(Data provided Opens)
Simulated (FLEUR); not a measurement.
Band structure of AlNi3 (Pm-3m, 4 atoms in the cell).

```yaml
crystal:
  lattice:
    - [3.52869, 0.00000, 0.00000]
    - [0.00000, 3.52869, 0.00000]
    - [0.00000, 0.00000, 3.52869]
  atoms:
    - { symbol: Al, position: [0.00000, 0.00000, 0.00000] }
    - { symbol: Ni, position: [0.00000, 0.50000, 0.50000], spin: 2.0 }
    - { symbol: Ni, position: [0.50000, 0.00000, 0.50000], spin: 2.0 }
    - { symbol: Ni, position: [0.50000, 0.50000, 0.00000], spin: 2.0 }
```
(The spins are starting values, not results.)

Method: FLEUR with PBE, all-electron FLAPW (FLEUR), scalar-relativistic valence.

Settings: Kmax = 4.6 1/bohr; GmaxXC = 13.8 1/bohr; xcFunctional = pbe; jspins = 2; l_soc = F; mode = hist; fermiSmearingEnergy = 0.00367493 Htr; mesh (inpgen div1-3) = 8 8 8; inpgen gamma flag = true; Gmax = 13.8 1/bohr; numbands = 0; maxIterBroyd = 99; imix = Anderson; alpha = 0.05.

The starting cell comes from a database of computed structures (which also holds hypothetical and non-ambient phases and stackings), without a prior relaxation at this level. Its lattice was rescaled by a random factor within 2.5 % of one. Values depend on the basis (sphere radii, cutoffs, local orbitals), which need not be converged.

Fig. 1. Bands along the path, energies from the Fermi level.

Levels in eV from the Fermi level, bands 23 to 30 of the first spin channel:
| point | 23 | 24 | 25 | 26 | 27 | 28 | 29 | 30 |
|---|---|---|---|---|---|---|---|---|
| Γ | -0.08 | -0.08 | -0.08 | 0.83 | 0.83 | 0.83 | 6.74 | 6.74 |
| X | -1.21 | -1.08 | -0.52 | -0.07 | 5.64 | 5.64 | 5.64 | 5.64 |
(Data provided Closes)

§ **Activity**:
From the first line of the data through the line with "Method: FLEUR with", quote each line exactly and add nothing else.

§ **Exercise response**:
Simulated (FLEUR); not a measurement.
Band structure of AlNi3 (Pm-3m, 4 atoms in the cell).

```yaml
crystal:
  lattice:
    - [3.52869, 0.00000, 0.00000]
    - [0.00000, 3.52869, 0.00000]
    - [0.00000, 0.00000, 3.52869]
  atoms:
    - { symbol: Al, position: [0.00000, 0.00000, 0.00000] }
    - { symbol: Ni, position: [0.00000, 0.50000, 0.50000], spin: 2.0 }
    - { symbol: Ni, position: [0.50000, 0.00000, 0.50000], spin: 2.0 }
    - { symbol: Ni, position: [0.50000, 0.50000, 0.00000], spin: 2.0 }
```
(The spins are starting values, not results.)

Method: FLEUR with PBE, all-electron FLAPW (FLEUR), scalar-relativistic valence.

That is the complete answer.